__WORK TASK__. Find the line containing "- Spin: no spin polarisation" in the records below. Copy exactly that line and each one after it, ending at the line containing "Levels at points", and nothing more.

__ENTRIES SUPPLIED__.
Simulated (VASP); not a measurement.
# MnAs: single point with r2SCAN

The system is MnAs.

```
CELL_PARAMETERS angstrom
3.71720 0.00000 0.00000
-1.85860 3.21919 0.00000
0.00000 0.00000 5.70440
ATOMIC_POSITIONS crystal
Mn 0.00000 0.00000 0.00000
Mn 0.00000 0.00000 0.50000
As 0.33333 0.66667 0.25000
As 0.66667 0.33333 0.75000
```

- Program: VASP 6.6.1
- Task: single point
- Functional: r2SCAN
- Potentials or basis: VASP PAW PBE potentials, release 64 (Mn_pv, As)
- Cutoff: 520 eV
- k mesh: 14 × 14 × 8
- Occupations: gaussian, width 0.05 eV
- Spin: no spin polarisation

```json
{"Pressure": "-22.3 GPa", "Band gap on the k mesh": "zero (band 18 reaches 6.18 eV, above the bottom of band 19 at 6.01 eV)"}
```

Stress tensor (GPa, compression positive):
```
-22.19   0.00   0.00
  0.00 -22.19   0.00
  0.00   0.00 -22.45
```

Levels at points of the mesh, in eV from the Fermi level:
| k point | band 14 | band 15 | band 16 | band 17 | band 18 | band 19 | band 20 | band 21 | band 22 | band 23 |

__RESPONSE AREA__.
- Spin: no spin polarisation

```json
{"Pressure": "-22.3 GPa", "Band gap on the k mesh": "zero (band 18 reaches 6.18 eV, above the bottom of band 19 at 6.01 eV)"}
```

Stress tensor (GPa, compression positive):
```
-22.19   0.00   0.00
  0.00 -22.19   0.00
  0.00   0.00 -22.45
```

Levels at points of the mesh, in eV from the Fermi level:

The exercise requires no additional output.